## EXTRACTED DATA
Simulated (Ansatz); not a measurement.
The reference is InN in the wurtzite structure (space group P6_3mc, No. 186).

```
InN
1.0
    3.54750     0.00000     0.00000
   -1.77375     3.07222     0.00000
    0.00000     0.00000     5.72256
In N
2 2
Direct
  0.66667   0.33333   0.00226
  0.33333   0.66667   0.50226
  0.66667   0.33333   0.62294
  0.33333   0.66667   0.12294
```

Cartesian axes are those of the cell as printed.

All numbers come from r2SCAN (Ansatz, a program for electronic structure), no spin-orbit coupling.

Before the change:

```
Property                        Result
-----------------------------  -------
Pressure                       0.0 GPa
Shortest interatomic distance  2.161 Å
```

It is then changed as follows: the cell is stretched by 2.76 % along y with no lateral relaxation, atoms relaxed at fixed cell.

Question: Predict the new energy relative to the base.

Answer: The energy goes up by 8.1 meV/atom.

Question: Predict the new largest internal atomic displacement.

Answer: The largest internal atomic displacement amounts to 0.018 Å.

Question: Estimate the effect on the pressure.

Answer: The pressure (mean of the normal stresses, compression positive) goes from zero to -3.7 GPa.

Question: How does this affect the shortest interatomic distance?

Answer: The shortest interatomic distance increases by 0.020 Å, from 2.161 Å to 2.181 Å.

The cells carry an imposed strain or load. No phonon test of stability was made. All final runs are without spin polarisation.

## REQUIRED ACTION
Print only the lines from the top of the data above down to the line holding "Answer: The shortest", inclusive.

## SOLUTION
Simulated (Ansatz); not a measurement.
The reference is InN in the wurtzite structure (space group P6_3mc, No. 186).

```
InN
1.0
    3.54750     0.00000     0.00000
   -1.77375     3.07222     0.00000
    0.00000     0.00000     5.72256
In N
2 2
Direct
  0.66667   0.33333   0.00226
  0.33333   0.66667   0.50226
  0.66667   0.33333   0.62294
  0.33333   0.66667   0.12294
```

Cartesian axes are those of the cell as printed.

All numbers come from r2SCAN (Ansatz, a program for electronic structure), no spin-orbit coupling.

Before the change:

```
Property                        Result
-----------------------------  -------
Pressure                       0.0 GPa
Shortest interatomic distance  2.161 Å
```

It is then changed as follows: the cell is stretched by 2.76 % along y with no lateral relaxation, atoms relaxed at fixed cell.

Question: Predict the new energy relative to the base.

Answer: The energy goes up by 8.1 meV/atom.

Question: Predict the new largest internal atomic displacement.

Answer: The largest internal atomic displacement amounts to 0.018 Å.

Question: Estimate the effect on the pressure.

Answer: The pressure (mean of the normal stresses, compression positive) goes from zero to -3.7 GPa.

Question: How does this affect the shortest interatomic distance?

Answer: The shortest interatomic distance increases by 0.020 Å, from 2.161 Å to 2.181 Å.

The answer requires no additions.